Work instruction: Beginning with the first line of the data below, reproduce every line unchanged, ending with the line that holds "These are results".

***

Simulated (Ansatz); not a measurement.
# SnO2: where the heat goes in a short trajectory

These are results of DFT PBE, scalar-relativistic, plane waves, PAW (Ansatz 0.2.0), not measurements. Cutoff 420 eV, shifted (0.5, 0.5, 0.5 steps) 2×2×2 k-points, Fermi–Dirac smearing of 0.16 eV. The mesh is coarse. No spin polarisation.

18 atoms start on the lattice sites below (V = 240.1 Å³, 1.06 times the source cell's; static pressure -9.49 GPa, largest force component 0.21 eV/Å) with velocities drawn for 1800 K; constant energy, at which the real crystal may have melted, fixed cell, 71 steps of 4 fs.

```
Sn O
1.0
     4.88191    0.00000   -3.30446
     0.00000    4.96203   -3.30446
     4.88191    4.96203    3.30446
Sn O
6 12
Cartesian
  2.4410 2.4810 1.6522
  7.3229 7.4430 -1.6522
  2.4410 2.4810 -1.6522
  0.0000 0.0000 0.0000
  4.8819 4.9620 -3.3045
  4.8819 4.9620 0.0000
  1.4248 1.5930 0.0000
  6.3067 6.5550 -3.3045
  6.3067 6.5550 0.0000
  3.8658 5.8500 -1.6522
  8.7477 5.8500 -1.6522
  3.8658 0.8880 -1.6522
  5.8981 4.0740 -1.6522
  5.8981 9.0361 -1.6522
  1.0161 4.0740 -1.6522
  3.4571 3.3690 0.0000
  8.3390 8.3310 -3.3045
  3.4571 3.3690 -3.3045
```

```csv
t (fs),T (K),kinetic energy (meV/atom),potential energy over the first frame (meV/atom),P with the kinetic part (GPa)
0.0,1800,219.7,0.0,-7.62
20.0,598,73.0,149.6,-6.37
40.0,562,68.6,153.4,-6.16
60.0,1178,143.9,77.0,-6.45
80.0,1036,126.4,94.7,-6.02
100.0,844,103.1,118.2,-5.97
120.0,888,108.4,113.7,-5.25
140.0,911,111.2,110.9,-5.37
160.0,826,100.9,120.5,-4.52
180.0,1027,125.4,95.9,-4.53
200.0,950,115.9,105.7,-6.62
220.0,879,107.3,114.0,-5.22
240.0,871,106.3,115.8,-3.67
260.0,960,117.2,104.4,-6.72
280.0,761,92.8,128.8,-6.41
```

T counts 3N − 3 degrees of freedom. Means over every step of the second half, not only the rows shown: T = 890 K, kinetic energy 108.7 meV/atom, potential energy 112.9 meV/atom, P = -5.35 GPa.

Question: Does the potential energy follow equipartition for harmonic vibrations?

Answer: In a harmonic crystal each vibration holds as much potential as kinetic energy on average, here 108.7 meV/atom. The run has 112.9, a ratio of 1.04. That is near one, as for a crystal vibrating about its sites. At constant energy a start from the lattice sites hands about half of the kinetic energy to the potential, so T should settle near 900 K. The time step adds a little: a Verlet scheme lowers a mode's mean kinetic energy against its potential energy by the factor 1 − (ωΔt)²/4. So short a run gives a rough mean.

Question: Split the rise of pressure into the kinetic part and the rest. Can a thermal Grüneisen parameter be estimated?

***

Task output:
Simulated (Ansatz); not a measurement.
# SnO2: where the heat goes in a short trajectory

These are results of DFT PBE, scalar-relativistic, plane waves, PAW (Ansatz 0.2.0), not measurements. Cutoff 420 eV, shifted (0.5, 0.5, 0.5 steps) 2×2×2 k-points, Fermi–Dirac smearing of 0.16 eV. The mesh is coarse. No spin polarisation.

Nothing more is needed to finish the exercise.